[[ Dataset open ]]

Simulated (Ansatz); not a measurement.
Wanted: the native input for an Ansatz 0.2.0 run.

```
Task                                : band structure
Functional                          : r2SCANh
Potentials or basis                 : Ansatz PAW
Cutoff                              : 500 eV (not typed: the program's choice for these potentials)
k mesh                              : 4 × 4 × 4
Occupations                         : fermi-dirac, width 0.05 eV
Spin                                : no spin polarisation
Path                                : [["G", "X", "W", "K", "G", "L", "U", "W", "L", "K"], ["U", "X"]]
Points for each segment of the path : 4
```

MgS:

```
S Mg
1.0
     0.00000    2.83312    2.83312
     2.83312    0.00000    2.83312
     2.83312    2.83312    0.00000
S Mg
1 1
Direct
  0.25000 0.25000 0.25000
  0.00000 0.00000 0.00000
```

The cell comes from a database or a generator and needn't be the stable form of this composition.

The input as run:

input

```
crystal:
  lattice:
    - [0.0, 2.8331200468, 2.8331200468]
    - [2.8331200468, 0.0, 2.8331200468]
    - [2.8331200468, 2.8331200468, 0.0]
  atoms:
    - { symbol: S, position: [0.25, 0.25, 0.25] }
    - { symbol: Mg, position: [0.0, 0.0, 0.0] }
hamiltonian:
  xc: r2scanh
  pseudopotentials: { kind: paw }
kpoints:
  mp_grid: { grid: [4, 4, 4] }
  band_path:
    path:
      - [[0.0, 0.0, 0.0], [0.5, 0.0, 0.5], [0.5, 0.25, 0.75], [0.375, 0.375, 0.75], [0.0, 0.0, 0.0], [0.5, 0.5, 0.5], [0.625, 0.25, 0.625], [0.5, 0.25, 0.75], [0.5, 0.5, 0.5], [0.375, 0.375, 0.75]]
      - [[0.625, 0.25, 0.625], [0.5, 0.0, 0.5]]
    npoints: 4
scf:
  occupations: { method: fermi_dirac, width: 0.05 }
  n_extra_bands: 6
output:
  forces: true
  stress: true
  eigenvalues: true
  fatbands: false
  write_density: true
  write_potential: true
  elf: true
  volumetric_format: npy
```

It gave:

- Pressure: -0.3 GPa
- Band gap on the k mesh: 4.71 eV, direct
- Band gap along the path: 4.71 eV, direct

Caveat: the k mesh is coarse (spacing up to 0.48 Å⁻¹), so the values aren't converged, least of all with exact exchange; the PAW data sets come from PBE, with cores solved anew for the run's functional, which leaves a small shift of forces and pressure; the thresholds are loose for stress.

[[ Dataset closed ]]

__Assignment__: Repeat exactly the lines of the material above, taking the first line, the line with "- Band gap along the path: 4.71 eV, direct", and every line between them.

__Answer area__:
Simulated (Ansatz); not a measurement.
Wanted: the native input for an Ansatz 0.2.0 run.

```
Task                                : band structure
Functional                          : r2SCANh
Potentials or basis                 : Ansatz PAW
Cutoff                              : 500 eV (not typed: the program's choice for these potentials)
k mesh                              : 4 × 4 × 4
Occupations                         : fermi-dirac, width 0.05 eV
Spin                                : no spin polarisation
Path                                : [["G", "X", "W", "K", "G", "L", "U", "W", "L", "K"], ["U", "X"]]
Points for each segment of the path : 4
```

MgS:

```
S Mg
1.0
     0.00000    2.83312    2.83312
     2.83312    0.00000    2.83312
     2.83312    2.83312    0.00000
S Mg
1 1
Direct
  0.25000 0.25000 0.25000
  0.00000 0.00000 0.00000
```

The cell comes from a database or a generator and needn't be the stable form of this composition.

The input as run:

input

```
crystal:
  lattice:
    - [0.0, 2.8331200468, 2.8331200468]
    - [2.8331200468, 0.0, 2.8331200468]
    - [2.8331200468, 2.8331200468, 0.0]
  atoms:
    - { symbol: S, position: [0.25, 0.25, 0.25] }
    - { symbol: Mg, position: [0.0, 0.0, 0.0] }
hamiltonian:
  xc: r2scanh
  pseudopotentials: { kind: paw }
kpoints:
  mp_grid: { grid: [4, 4, 4] }
  band_path:
    path:
      - [[0.0, 0.0, 0.0], [0.5, 0.0, 0.5], [0.5, 0.25, 0.75], [0.375, 0.375, 0.75], [0.0, 0.0, 0.0], [0.5, 0.5, 0.5], [0.625, 0.25, 0.625], [0.5, 0.25, 0.75], [0.5, 0.5, 0.5], [0.375, 0.375, 0.75]]
      - [[0.625, 0.25, 0.625], [0.5, 0.0, 0.5]]
    npoints: 4
scf:
  occupations: { method: fermi_dirac, width: 0.05 }
  n_extra_bands: 6
output:
  forces: true
  stress: true
  eigenvalues: true
  fatbands: false
  write_density: true
  write_potential: true
  elf: true
  volumetric_format: npy
```

It gave:

- Pressure: -0.3 GPa
- Band gap on the k mesh: 4.71 eV, direct
- Band gap along the path: 4.71 eV, direct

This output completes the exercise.